▶ [Work task]
Please write every entry out again, exactly as it reads below.

● ● ● ● ●

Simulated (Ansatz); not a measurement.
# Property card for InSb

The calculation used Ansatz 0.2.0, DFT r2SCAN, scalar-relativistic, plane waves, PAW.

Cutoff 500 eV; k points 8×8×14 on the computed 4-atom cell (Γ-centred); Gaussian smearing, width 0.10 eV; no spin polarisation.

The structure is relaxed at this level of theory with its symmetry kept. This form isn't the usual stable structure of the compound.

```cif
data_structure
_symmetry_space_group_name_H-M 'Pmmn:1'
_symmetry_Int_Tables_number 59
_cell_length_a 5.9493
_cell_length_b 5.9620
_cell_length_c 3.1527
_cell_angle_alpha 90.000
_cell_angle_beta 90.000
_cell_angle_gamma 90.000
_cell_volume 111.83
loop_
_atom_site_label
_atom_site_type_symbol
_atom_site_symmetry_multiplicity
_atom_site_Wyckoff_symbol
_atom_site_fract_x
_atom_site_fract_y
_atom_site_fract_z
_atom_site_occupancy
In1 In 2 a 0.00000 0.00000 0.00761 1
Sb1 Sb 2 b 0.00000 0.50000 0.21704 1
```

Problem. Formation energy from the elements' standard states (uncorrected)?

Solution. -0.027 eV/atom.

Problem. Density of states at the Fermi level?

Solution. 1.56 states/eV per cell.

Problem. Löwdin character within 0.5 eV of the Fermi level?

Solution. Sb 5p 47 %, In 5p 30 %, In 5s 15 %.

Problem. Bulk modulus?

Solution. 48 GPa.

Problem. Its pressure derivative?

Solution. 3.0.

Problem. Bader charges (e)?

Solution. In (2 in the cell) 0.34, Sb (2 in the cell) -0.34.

● ● ● ● ●

▶ [Exercise result]
Simulated (Ansatz); not a measurement.
# Property card for InSb

The calculation used Ansatz 0.2.0, DFT r2SCAN, scalar-relativistic, plane waves, PAW.

Cutoff 500 eV; k points 8×8×14 on the computed 4-atom cell (Γ-centred); Gaussian smearing, width 0.10 eV; no spin polarisation.

The structure is relaxed at this level of theory with its symmetry kept. This form isn't the usual stable structure of the compound.

```cif
data_structure
_symmetry_space_group_name_H-M 'Pmmn:1'
_symmetry_Int_Tables_number 59
_cell_length_a 5.9493
_cell_length_b 5.9620
_cell_length_c 3.1527
_cell_angle_alpha 90.000
_cell_angle_beta 90.000
_cell_angle_gamma 90.000
_cell_volume 111.83
loop_
_atom_site_label
_atom_site_type_symbol
_atom_site_symmetry_multiplicity
_atom_site_Wyckoff_symbol
_atom_site_fract_x
_atom_site_fract_y
_atom_site_fract_z
_atom_site_occupancy
In1 In 2 a 0.00000 0.00000 0.00761 1
Sb1 Sb 2 b 0.00000 0.50000 0.21704 1
```

Problem. Formation energy from the elements' standard states (uncorrected)?

Solution. -0.027 eV/atom.

Problem. Density of states at the Fermi level?

Solution. 1.56 states/eV per cell.

Problem. Löwdin character within 0.5 eV of the Fermi level?

Solution. Sb 5p 47 %, In 5p 30 %, In 5s 15 %.

Problem. Bulk modulus?

Solution. 48 GPa.

Problem. Its pressure derivative?

Solution. 3.0.

Problem. Bader charges (e)?

Solution. In (2 in the cell) 0.34, Sb (2 in the cell) -0.34.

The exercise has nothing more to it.